= DATASET EXCERPTS =
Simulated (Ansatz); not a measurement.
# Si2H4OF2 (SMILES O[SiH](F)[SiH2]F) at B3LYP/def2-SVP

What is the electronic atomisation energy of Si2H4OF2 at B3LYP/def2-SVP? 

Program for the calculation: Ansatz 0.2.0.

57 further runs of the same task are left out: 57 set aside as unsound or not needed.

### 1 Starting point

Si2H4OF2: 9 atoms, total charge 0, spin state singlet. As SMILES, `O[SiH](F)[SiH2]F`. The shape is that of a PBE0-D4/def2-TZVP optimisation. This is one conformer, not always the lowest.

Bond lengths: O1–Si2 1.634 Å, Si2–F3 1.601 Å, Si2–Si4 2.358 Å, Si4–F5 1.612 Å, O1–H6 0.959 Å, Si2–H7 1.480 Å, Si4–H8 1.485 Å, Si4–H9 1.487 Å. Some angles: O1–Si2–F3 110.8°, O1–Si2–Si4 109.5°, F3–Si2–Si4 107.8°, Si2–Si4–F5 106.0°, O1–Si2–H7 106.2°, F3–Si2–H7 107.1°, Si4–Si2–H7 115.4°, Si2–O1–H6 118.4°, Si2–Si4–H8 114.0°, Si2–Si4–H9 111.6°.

= BRIEF =
All of the entries above should be output exactly as they are.

= WRITTEN REPLY =
Simulated (Ansatz); not a measurement.
# Si2H4OF2 (SMILES O[SiH](F)[SiH2]F) at B3LYP/def2-SVP

What is the electronic atomisation energy of Si2H4OF2 at B3LYP/def2-SVP? 

Program for the calculation: Ansatz 0.2.0.

57 further runs of the same task are left out: 57 set aside as unsound or not needed.

### 1 Starting point

Si2H4OF2: 9 atoms, total charge 0, spin state singlet. As SMILES, `O[SiH](F)[SiH2]F`. The shape is that of a PBE0-D4/def2-TZVP optimisation. This is one conformer, not always the lowest.

Bond lengths: O1–Si2 1.634 Å, Si2–F3 1.601 Å, Si2–Si4 2.358 Å, Si4–F5 1.612 Å, O1–H6 0.959 Å, Si2–H7 1.480 Å, Si4–H8 1.485 Å, Si4–H9 1.487 Å. Some angles: O1–Si2–F3 110.8°, O1–Si2–Si4 109.5°, F3–Si2–Si4 107.8°, Si2–Si4–F5 106.0°, O1–Si2–H7 106.2°, F3–Si2–H7 107.1°, Si4–Si2–H7 115.4°, Si2–O1–H6 118.4°, Si2–Si4–H8 114.0°, Si2–Si4–H9 111.6°.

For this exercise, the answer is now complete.